■ ACTION ITEM
Everything from the first line of the material below through the line containing "The numbers are" must be retyped exactly, and nothing past it.

■ DATA RECORDS
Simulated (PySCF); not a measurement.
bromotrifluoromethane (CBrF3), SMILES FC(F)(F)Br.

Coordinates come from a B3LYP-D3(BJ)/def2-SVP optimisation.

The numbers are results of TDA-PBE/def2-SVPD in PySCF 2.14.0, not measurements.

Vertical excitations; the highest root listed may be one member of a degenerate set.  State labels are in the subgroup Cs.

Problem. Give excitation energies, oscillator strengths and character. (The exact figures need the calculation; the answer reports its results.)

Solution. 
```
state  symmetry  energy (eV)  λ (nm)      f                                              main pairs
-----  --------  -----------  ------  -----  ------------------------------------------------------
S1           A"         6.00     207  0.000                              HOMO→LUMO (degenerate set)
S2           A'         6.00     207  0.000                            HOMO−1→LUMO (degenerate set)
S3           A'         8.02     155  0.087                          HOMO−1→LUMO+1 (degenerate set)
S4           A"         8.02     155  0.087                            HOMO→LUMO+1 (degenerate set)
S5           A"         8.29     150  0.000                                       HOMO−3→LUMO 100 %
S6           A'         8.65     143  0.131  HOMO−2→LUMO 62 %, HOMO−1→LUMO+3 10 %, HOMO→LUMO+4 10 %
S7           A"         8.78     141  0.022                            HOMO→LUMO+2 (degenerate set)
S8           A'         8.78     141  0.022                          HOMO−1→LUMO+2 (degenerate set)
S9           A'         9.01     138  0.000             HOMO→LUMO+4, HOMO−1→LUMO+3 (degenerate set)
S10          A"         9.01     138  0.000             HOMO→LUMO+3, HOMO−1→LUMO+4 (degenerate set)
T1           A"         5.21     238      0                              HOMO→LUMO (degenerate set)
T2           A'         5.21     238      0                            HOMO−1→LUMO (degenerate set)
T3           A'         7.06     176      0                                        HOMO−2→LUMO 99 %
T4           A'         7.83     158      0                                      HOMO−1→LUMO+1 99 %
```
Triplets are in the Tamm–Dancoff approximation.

■ TASK ANSWER
Simulated (PySCF); not a measurement.
bromotrifluoromethane (CBrF3), SMILES FC(F)(F)Br.

Coordinates come from a B3LYP-D3(BJ)/def2-SVP optimisation.

The numbers are results of TDA-PBE/def2-SVPD in PySCF 2.14.0, not measurements.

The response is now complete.